:: Work item ::
Using the data that follows, return exactly the lines from the one that contains "The species is" through the one that contains "This one ran", ends included.

:: Dataset ::
* * * * * * *
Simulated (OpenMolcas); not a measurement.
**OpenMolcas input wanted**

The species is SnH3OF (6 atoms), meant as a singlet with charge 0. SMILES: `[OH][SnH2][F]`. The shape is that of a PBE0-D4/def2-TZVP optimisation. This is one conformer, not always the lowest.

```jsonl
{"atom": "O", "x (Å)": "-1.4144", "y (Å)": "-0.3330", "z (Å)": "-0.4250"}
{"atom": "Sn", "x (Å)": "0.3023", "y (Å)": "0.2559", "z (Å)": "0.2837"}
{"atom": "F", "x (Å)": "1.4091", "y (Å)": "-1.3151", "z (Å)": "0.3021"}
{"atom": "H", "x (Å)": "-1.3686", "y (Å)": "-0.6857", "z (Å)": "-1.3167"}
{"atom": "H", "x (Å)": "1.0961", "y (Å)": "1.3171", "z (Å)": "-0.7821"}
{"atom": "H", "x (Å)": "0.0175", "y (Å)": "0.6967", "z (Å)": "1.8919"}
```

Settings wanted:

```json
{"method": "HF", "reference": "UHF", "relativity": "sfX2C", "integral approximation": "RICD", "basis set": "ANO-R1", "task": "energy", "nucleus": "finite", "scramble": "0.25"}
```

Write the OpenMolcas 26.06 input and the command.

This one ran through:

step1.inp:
* * * * * * *

:: Problem solution ::
The species is SnH3OF (6 atoms), meant as a singlet with charge 0. SMILES: `[OH][SnH2][F]`. The shape is that of a PBE0-D4/def2-TZVP optimisation. This is one conformer, not always the lowest.

```jsonl
{"atom": "O", "x (Å)": "-1.4144", "y (Å)": "-0.3330", "z (Å)": "-0.4250"}
{"atom": "Sn", "x (Å)": "0.3023", "y (Å)": "0.2559", "z (Å)": "0.2837"}
{"atom": "F", "x (Å)": "1.4091", "y (Å)": "-1.3151", "z (Å)": "0.3021"}
{"atom": "H", "x (Å)": "-1.3686", "y (Å)": "-0.6857", "z (Å)": "-1.3167"}
{"atom": "H", "x (Å)": "1.0961", "y (Å)": "1.3171", "z (Å)": "-0.7821"}
{"atom": "H", "x (Å)": "0.0175", "y (Å)": "0.6967", "z (Å)": "1.8919"}
```

Settings wanted:

```json
{"method": "HF", "reference": "UHF", "relativity": "sfX2C", "integral approximation": "RICD", "basis set": "ANO-R1", "task": "energy", "nucleus": "finite", "scramble": "0.25"}
```

Write the OpenMolcas 26.06 input and the command.

This one ran through:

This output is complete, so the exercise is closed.